- [Listed entries]
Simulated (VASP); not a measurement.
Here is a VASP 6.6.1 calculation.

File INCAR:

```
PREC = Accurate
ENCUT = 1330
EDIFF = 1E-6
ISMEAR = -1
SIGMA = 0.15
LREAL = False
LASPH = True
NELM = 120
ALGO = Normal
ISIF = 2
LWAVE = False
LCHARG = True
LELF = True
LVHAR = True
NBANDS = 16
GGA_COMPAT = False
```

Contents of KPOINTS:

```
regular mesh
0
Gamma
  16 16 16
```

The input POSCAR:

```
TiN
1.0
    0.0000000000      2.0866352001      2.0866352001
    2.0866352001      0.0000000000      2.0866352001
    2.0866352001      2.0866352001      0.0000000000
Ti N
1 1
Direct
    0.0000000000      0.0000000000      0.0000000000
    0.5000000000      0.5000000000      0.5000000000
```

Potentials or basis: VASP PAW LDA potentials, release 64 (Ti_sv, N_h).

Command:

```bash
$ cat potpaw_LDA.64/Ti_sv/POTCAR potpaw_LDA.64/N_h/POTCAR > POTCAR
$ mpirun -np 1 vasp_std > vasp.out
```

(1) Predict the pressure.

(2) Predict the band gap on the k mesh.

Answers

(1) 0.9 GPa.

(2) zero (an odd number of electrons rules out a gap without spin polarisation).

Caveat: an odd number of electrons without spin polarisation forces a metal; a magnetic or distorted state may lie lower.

- [Work instruction] Each line of the material is to be returned precisely as written.

- [Written solution]
Simulated (VASP); not a measurement.
Here is a VASP 6.6.1 calculation.

File INCAR:

```
PREC = Accurate
ENCUT = 1330
EDIFF = 1E-6
ISMEAR = -1
SIGMA = 0.15
LREAL = False
LASPH = True
NELM = 120
ALGO = Normal
ISIF = 2
LWAVE = False
LCHARG = True
LELF = True
LVHAR = True
NBANDS = 16
GGA_COMPAT = False
```

Contents of KPOINTS:

```
regular mesh
0
Gamma
  16 16 16
```

The input POSCAR:

```
TiN
1.0
    0.0000000000      2.0866352001      2.0866352001
    2.0866352001      0.0000000000      2.0866352001
    2.0866352001      2.0866352001      0.0000000000
Ti N
1 1
Direct
    0.0000000000      0.0000000000      0.0000000000
    0.5000000000      0.5000000000      0.5000000000
```

Potentials or basis: VASP PAW LDA potentials, release 64 (Ti_sv, N_h).

Command:

```bash
$ cat potpaw_LDA.64/Ti_sv/POTCAR potpaw_LDA.64/N_h/POTCAR > POTCAR
$ mpirun -np 1 vasp_std > vasp.out
```

(1) Predict the pressure.

(2) Predict the band gap on the k mesh.

Answers

(1) 0.9 GPa.

(2) zero (an odd number of electrons rules out a gap without spin polarisation).

Caveat: an odd number of electrons without spin polarisation forces a metal; a magnetic or distorted state may lie lower.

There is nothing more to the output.